Exact output of all the records is required.

###
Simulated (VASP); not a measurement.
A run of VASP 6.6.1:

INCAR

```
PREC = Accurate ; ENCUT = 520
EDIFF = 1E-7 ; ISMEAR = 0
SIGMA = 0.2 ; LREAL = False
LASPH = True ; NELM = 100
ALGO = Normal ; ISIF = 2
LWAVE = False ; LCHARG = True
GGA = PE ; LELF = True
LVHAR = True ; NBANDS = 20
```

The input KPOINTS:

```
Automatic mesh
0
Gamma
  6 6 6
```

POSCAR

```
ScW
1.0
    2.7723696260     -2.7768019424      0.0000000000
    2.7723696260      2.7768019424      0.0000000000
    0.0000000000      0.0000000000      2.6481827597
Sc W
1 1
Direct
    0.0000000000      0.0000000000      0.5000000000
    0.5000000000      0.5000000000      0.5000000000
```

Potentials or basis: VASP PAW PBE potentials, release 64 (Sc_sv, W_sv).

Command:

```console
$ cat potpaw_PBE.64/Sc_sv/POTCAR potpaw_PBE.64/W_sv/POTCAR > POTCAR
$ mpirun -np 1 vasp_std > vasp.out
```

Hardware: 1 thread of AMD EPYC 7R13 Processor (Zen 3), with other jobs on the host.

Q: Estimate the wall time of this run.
###

◆ Task answer
Simulated (VASP); not a measurement.
A run of VASP 6.6.1:

INCAR

```
PREC = Accurate ; ENCUT = 520
EDIFF = 1E-7 ; ISMEAR = 0
SIGMA = 0.2 ; LREAL = False
LASPH = True ; NELM = 100
ALGO = Normal ; ISIF = 2
LWAVE = False ; LCHARG = True
GGA = PE ; LELF = True
LVHAR = True ; NBANDS = 20
```

The input KPOINTS:

```
Automatic mesh
0
Gamma
  6 6 6
```

POSCAR

```
ScW
1.0
    2.7723696260     -2.7768019424      0.0000000000
    2.7723696260      2.7768019424      0.0000000000
    0.0000000000      0.0000000000      2.6481827597
Sc W
1 1
Direct
    0.0000000000      0.0000000000      0.5000000000
    0.5000000000      0.5000000000      0.5000000000
```

Potentials or basis: VASP PAW PBE potentials, release 64 (Sc_sv, W_sv).

Command:

```console
$ cat potpaw_PBE.64/Sc_sv/POTCAR potpaw_PBE.64/W_sv/POTCAR > POTCAR
$ mpirun -np 1 vasp_std > vasp.out
```

Hardware: 1 thread of AMD EPYC 7R13 Processor (Zen 3), with other jobs on the host.

Q: Estimate the wall time of this run.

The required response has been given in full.